• **EXERCISE**:
Would you please write out each entry precisely as given?

◆ ◆ ◆ ◆
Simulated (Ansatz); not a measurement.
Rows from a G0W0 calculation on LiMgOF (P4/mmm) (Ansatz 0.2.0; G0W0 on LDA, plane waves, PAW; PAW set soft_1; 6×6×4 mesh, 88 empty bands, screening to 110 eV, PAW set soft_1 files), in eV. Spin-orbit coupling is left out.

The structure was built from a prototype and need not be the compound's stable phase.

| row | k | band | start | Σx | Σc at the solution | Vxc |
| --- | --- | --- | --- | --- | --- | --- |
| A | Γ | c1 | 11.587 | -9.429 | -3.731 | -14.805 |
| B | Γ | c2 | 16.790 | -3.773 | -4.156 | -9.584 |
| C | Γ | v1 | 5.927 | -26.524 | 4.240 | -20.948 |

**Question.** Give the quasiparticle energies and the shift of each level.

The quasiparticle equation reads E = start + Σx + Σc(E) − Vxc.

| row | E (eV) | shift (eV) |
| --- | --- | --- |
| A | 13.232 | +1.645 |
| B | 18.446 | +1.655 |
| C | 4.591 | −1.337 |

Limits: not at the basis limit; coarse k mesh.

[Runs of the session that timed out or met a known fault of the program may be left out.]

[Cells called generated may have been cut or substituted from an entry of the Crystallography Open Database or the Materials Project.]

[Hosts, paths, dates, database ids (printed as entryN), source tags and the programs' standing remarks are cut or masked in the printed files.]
◆ ◆ ◆ ◆

• **ANSWER SPACE**:
Simulated (Ansatz); not a measurement.
Rows from a G0W0 calculation on LiMgOF (P4/mmm) (Ansatz 0.2.0; G0W0 on LDA, plane waves, PAW; PAW set soft_1; 6×6×4 mesh, 88 empty bands, screening to 110 eV, PAW set soft_1 files), in eV. Spin-orbit coupling is left out.

The structure was built from a prototype and need not be the compound's stable phase.

| row | k | band | start | Σx | Σc at the solution | Vxc |
| --- | --- | --- | --- | --- | --- | --- |
| A | Γ | c1 | 11.587 | -9.429 | -3.731 | -14.805 |
| B | Γ | c2 | 16.790 | -3.773 | -4.156 | -9.584 |
| C | Γ | v1 | 5.927 | -26.524 | 4.240 | -20.948 |

**Question.** Give the quasiparticle energies and the shift of each level.

The quasiparticle equation reads E = start + Σx + Σc(E) − Vxc.

| row | E (eV) | shift (eV) |
| --- | --- | --- |
| A | 13.232 | +1.645 |
| B | 18.446 | +1.655 |
| C | 4.591 | −1.337 |

Limits: not at the basis limit; coarse k mesh.

[Runs of the session that timed out or met a known fault of the program may be left out.]

[Cells called generated may have been cut or substituted from an entry of the Crystallography Open Database or the Materials Project.]

[Hosts, paths, dates, database ids (printed as entryN), source tags and the programs' standing remarks are cut or masked in the printed files.]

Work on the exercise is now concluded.